▶ THE DATA
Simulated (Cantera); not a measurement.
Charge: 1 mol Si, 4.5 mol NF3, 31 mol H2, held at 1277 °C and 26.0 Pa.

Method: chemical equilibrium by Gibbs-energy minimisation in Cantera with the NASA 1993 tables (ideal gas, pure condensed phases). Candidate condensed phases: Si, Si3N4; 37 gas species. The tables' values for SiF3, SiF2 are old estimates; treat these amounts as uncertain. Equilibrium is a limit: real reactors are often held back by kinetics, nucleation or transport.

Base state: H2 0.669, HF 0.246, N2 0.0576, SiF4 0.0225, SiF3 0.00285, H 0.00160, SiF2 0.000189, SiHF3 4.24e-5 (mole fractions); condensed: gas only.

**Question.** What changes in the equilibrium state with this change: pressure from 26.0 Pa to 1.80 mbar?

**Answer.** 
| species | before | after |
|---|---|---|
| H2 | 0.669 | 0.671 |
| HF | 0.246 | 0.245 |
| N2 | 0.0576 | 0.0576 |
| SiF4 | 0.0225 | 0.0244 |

▶ ACTIVITY
The full set of entries, copied exactly, is the expected answer.

▶ SOLUTION
Simulated (Cantera); not a measurement.
Charge: 1 mol Si, 4.5 mol NF3, 31 mol H2, held at 1277 °C and 26.0 Pa.

Method: chemical equilibrium by Gibbs-energy minimisation in Cantera with the NASA 1993 tables (ideal gas, pure condensed phases). Candidate condensed phases: Si, Si3N4; 37 gas species. The tables' values for SiF3, SiF2 are old estimates; treat these amounts as uncertain. Equilibrium is a limit: real reactors are often held back by kinetics, nucleation or transport.

Base state: H2 0.669, HF 0.246, N2 0.0576, SiF4 0.0225, SiF3 0.00285, H 0.00160, SiF2 0.000189, SiHF3 4.24e-5 (mole fractions); condensed: gas only.

**Question.** What changes in the equilibrium state with this change: pressure from 26.0 Pa to 1.80 mbar?

**Answer.** 
| species | before | after |
|---|---|---|
| H2 | 0.669 | 0.671 |
| HF | 0.246 | 0.245 |
| N2 | 0.0576 | 0.0576 |
| SiF4 | 0.0225 | 0.0244 |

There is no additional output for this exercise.